· · · · · · ·

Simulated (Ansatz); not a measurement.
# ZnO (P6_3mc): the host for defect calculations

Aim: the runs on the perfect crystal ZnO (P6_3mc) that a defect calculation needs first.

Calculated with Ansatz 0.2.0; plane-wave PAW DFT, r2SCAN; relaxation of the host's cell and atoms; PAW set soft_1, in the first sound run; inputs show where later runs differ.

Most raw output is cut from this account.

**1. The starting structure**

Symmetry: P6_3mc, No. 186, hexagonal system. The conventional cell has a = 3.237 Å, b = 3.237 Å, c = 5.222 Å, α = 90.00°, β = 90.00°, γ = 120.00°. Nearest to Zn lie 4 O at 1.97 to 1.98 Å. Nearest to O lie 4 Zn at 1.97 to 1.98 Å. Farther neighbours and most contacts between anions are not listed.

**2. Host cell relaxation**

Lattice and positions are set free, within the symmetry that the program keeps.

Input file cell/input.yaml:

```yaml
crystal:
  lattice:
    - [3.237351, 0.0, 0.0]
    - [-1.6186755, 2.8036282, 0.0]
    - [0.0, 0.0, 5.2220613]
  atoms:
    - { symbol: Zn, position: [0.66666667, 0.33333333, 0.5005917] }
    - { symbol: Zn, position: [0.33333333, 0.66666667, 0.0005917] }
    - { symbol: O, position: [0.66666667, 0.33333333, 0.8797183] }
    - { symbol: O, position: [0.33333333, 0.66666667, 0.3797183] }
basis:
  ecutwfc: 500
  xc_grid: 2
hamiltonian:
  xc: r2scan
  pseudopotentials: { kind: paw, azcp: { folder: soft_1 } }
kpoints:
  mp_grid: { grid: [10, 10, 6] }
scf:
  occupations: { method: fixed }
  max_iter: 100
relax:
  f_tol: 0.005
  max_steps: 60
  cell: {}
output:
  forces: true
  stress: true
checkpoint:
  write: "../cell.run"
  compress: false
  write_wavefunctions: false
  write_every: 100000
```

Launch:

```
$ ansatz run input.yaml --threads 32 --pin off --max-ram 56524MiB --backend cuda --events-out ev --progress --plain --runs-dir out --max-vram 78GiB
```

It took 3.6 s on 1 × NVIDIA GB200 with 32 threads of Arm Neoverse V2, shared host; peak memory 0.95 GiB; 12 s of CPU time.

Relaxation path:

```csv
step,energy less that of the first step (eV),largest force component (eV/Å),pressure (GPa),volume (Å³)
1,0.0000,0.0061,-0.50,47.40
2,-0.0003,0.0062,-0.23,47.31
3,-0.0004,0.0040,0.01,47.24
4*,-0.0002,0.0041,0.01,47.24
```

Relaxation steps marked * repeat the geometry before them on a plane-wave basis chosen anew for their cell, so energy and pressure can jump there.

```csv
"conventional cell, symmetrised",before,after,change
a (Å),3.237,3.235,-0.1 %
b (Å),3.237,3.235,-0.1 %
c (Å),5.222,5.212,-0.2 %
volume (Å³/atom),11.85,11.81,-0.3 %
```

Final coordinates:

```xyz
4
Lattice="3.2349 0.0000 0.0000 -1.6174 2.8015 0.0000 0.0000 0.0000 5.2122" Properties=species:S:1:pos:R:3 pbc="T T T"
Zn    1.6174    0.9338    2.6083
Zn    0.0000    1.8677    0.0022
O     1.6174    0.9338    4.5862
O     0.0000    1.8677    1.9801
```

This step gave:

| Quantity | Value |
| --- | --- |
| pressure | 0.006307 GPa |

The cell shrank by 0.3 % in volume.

· · · · · · ·

**BRIEF:** Retype the records above exactly, from their first line through the line that contains "Aim: the runs", and stop there.

**YOUR SOLUTION:**
Simulated (Ansatz); not a measurement.
# ZnO (P6_3mc): the host for defect calculations

Aim: the runs on the perfect crystal ZnO (P6_3mc) that a defect calculation needs first.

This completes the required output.